● GIVEN RECORDS:
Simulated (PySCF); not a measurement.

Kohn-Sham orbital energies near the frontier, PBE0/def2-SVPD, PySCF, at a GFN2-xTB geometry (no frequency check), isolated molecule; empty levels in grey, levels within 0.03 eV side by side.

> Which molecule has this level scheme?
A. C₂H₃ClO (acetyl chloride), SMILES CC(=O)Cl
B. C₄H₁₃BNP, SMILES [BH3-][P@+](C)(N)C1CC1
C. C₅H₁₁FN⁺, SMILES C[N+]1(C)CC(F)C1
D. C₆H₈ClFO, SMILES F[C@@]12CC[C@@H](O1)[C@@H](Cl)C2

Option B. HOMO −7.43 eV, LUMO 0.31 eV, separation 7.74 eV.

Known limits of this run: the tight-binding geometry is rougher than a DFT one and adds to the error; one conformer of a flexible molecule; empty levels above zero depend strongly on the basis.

● EXERCISE:
Begin with the top line of the material and go as far as the line with "Option B. HOMO". Set down those lines exactly, both ends included, and nothing more.

● WRITTEN SOLUTION:
Simulated (PySCF); not a measurement.

Kohn-Sham orbital energies near the frontier, PBE0/def2-SVPD, PySCF, at a GFN2-xTB geometry (no frequency check), isolated molecule; empty levels in grey, levels within 0.03 eV side by side.

> Which molecule has this level scheme?
A. C₂H₃ClO (acetyl chloride), SMILES CC(=O)Cl
B. C₄H₁₃BNP, SMILES [BH3-][P@+](C)(N)C1CC1
C. C₅H₁₁FN⁺, SMILES C[N+]1(C)CC(F)C1
D. C₆H₈ClFO, SMILES F[C@@]12CC[C@@H](O1)[C@@H](Cl)C2

Option B. HOMO −7.43 eV, LUMO 0.31 eV, separation 7.74 eV.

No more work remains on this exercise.